[[ Data records, beginning ]]
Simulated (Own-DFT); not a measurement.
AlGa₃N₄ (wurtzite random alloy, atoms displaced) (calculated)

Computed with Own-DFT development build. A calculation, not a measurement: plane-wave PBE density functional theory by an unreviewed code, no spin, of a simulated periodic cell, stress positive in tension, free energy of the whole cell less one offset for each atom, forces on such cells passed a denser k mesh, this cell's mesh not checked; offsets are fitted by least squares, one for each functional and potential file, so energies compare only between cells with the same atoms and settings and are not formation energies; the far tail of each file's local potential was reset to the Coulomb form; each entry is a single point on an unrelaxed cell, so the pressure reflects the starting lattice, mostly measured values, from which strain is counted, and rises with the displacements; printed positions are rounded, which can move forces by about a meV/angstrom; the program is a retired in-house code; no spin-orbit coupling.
[[ Data records, end ]]

Brief: Each line of the material is to be returned precisely as written.

Expected answer:
Simulated (Own-DFT); not a measurement.
AlGa₃N₄ (wurtzite random alloy, atoms displaced) (calculated)

Computed with Own-DFT development build. A calculation, not a measurement: plane-wave PBE density functional theory by an unreviewed code, no spin, of a simulated periodic cell, stress positive in tension, free energy of the whole cell less one offset for each atom, forces on such cells passed a denser k mesh, this cell's mesh not checked; offsets are fitted by least squares, one for each functional and potential file, so energies compare only between cells with the same atoms and settings and are not formation energies; the far tail of each file's local potential was reset to the Coulomb form; each entry is a single point on an unrelaxed cell, so the pressure reflects the starting lattice, mostly measured values, from which strain is counted, and rises with the displacements; printed positions are rounded, which can move forces by about a meV/angstrom; the program is a retired in-house code; no spin-orbit coupling.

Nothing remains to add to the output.